* * * * *

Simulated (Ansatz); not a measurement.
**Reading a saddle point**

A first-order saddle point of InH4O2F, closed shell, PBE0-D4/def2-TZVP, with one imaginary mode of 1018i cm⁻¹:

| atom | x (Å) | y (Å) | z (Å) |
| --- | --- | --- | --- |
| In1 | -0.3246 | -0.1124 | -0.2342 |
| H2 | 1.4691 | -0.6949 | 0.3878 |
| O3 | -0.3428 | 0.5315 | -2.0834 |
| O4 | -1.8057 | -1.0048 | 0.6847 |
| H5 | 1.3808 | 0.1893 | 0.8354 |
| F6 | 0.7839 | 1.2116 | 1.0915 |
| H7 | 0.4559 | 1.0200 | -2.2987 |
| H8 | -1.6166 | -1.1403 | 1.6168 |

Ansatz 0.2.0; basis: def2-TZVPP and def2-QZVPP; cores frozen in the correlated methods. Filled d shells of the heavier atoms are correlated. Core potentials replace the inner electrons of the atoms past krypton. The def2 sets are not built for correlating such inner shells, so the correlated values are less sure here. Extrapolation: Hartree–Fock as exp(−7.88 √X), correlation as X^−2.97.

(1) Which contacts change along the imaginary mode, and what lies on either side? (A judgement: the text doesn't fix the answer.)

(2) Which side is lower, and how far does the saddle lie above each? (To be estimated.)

* * * * *

Brief
This calls for an exact transcription of every entry above.

Answer area
Simulated (Ansatz); not a measurement.
**Reading a saddle point**

A first-order saddle point of InH4O2F, closed shell, PBE0-D4/def2-TZVP, with one imaginary mode of 1018i cm⁻¹:

| atom | x (Å) | y (Å) | z (Å) |
| --- | --- | --- | --- |
| In1 | -0.3246 | -0.1124 | -0.2342 |
| H2 | 1.4691 | -0.6949 | 0.3878 |
| O3 | -0.3428 | 0.5315 | -2.0834 |
| O4 | -1.8057 | -1.0048 | 0.6847 |
| H5 | 1.3808 | 0.1893 | 0.8354 |
| F6 | 0.7839 | 1.2116 | 1.0915 |
| H7 | 0.4559 | 1.0200 | -2.2987 |
| H8 | -1.6166 | -1.1403 | 1.6168 |

Ansatz 0.2.0; basis: def2-TZVPP and def2-QZVPP; cores frozen in the correlated methods. Filled d shells of the heavier atoms are correlated. Core potentials replace the inner electrons of the atoms past krypton. The def2 sets are not built for correlating such inner shells, so the correlated values are less sure here. Extrapolation: Hartree–Fock as exp(−7.88 √X), correlation as X^−2.97.

(1) Which contacts change along the imaginary mode, and what lies on either side? (A judgement: the text doesn't fix the answer.)

(2) Which side is lower, and how far does the saddle lie above each? (To be estimated.)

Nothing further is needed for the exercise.